[REQUIRED ACTION] Using the listing below, retype exactly the lines starting at the one with "with PAW potentials*" and ending at the one with "The material is BeSe (wurtzite, P6_3mc).", and include both.

──────
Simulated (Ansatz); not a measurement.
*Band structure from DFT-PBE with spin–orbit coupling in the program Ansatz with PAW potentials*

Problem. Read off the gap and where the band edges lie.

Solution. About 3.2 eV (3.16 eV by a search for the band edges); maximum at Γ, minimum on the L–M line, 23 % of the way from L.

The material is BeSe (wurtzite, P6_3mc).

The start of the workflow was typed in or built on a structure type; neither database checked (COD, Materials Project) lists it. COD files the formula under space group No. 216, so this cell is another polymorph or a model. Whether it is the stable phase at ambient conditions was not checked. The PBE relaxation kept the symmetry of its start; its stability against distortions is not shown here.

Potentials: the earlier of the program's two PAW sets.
──────

[WRITTEN SOLUTION]
*Band structure from DFT-PBE with spin–orbit coupling in the program Ansatz with PAW potentials*

Problem. Read off the gap and where the band edges lie.

Solution. About 3.2 eV (3.16 eV by a search for the band edges); maximum at Γ, minimum on the L–M line, 23 % of the way from L.

The material is BeSe (wurtzite, P6_3mc).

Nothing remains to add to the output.